# Assignment
Please give back word for word the lines of the material below between the line containing "Q: Rank the" and the line containing "A: A (0.00 eV), C (4.73 eV), B (5.58 eV).", inclusive.

▬▬▬▬▬▬▬▬▬▬
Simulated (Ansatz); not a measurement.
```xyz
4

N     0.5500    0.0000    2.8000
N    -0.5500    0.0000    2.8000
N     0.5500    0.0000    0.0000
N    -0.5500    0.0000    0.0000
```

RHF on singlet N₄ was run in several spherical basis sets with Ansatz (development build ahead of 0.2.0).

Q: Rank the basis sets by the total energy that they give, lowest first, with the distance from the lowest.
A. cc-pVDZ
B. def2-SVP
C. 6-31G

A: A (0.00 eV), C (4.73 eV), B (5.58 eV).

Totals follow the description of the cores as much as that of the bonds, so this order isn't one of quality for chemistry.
▬▬▬▬▬▬▬▬▬▬

# Answer area
Q: Rank the basis sets by the total energy that they give, lowest first, with the distance from the lowest.
A. cc-pVDZ
B. def2-SVP
C. 6-31G

A: A (0.00 eV), C (4.73 eV), B (5.58 eV).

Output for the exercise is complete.